■ REQUIREMENT ■
For the records below, output each line exactly as it appears, from the first through the line with "Aim: find the".

■ EXTRACTED ENTRIES ■

☆ ☆ ☆

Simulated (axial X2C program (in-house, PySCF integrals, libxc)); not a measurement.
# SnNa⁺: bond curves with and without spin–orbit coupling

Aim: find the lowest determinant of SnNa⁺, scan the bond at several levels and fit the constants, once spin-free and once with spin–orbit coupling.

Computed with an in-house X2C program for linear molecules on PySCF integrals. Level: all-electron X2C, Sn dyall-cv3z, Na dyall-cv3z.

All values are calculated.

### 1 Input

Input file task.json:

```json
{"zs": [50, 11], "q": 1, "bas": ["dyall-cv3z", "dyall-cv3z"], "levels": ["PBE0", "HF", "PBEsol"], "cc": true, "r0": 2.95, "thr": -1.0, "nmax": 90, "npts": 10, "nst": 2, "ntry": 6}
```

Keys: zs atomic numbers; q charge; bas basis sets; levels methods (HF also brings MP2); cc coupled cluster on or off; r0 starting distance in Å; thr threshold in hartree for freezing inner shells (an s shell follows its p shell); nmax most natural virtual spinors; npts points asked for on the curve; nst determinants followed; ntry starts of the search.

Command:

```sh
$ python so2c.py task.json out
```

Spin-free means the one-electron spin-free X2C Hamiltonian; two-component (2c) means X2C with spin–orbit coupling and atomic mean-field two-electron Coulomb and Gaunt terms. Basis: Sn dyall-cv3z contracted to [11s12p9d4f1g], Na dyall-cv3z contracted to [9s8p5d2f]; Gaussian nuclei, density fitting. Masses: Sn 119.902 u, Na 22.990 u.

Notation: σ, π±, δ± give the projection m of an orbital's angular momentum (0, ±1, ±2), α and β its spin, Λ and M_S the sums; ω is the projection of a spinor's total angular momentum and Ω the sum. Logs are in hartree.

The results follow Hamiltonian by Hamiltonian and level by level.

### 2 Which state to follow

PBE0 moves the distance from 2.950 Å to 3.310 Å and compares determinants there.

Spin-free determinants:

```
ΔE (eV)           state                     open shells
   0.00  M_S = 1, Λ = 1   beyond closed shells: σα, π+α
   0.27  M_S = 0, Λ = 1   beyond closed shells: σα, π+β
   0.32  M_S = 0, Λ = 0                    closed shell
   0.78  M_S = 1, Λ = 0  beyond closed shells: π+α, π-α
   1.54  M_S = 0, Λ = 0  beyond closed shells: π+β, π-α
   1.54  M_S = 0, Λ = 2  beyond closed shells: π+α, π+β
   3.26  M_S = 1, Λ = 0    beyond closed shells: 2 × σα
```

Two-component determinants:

☆ ☆ ☆

■ EXERCISE RESPONSE ■
Simulated (axial X2C program (in-house, PySCF integrals, libxc)); not a measurement.
# SnNa⁺: bond curves with and without spin–orbit coupling

Aim: find the lowest determinant of SnNa⁺, scan the bond at several levels and fit the constants, once spin-free and once with spin–orbit coupling.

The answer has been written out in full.